--------------------

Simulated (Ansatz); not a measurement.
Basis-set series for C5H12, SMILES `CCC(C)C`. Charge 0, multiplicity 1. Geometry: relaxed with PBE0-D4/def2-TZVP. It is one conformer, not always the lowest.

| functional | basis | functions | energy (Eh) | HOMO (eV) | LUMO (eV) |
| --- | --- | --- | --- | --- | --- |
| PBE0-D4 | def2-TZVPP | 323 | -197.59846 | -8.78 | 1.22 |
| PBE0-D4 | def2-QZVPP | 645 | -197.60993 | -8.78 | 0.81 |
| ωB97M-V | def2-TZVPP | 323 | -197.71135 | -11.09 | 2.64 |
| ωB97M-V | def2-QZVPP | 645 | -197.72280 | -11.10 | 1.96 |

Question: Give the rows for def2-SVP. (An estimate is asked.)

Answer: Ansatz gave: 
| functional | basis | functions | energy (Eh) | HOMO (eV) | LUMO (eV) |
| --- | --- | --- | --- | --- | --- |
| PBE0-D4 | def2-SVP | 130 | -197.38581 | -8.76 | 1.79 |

--------------------

Assignment
What is asked for is an exact copy of the lines above from the one containing "Basis-set series for" through the one containing "-8.78 | 1.22 |", and only those.

Task result
Basis-set series for C5H12, SMILES `CCC(C)C`. Charge 0, multiplicity 1. Geometry: relaxed with PBE0-D4/def2-TZVP. It is one conformer, not always the lowest.

| functional | basis | functions | energy (Eh) | HOMO (eV) | LUMO (eV) |
| --- | --- | --- | --- | --- | --- |
| PBE0-D4 | def2-TZVPP | 323 | -197.59846 | -8.78 | 1.22 |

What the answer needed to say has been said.